::::::

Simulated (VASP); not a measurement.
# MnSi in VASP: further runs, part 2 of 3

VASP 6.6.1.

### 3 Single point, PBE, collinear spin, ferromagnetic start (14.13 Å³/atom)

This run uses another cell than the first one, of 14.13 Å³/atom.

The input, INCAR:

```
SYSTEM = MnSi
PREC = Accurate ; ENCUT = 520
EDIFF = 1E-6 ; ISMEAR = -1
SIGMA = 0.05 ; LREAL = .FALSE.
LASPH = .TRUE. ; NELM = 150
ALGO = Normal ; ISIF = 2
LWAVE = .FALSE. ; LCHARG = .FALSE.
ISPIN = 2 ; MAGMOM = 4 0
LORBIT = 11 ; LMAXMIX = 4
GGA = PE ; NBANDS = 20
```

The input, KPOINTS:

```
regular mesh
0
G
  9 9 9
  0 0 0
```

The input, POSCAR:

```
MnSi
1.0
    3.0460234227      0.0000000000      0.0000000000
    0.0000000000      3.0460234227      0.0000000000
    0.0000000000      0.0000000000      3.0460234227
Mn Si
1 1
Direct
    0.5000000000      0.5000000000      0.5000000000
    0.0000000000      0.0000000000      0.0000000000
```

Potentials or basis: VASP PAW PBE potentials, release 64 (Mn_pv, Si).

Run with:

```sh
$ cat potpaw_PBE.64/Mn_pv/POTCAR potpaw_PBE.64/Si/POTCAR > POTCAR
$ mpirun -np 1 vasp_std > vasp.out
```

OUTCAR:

::::::

REQUIRED ACTION
Transcribe all entries exactly as they are given.

ANSWER SECTION
Simulated (VASP); not a measurement.
# MnSi in VASP: further runs, part 2 of 3

VASP 6.6.1.

### 3 Single point, PBE, collinear spin, ferromagnetic start (14.13 Å³/atom)

This run uses another cell than the first one, of 14.13 Å³/atom.

The input, INCAR:

```
SYSTEM = MnSi
PREC = Accurate ; ENCUT = 520
EDIFF = 1E-6 ; ISMEAR = -1
SIGMA = 0.05 ; LREAL = .FALSE.
LASPH = .TRUE. ; NELM = 150
ALGO = Normal ; ISIF = 2
LWAVE = .FALSE. ; LCHARG = .FALSE.
ISPIN = 2 ; MAGMOM = 4 0
LORBIT = 11 ; LMAXMIX = 4
GGA = PE ; NBANDS = 20
```

The input, KPOINTS:

```
regular mesh
0
G
  9 9 9
  0 0 0
```

The input, POSCAR:

```
MnSi
1.0
    3.0460234227      0.0000000000      0.0000000000
    0.0000000000      3.0460234227      0.0000000000
    0.0000000000      0.0000000000      3.0460234227
Mn Si
1 1
Direct
    0.5000000000      0.5000000000      0.5000000000
    0.0000000000      0.0000000000      0.0000000000
```

Potentials or basis: VASP PAW PBE potentials, release 64 (Mn_pv, Si).

Run with:

```sh
$ cat potpaw_PBE.64/Mn_pv/POTCAR potpaw_PBE.64/Si/POTCAR > POTCAR
$ mpirun -np 1 vasp_std > vasp.out
```

OUTCAR:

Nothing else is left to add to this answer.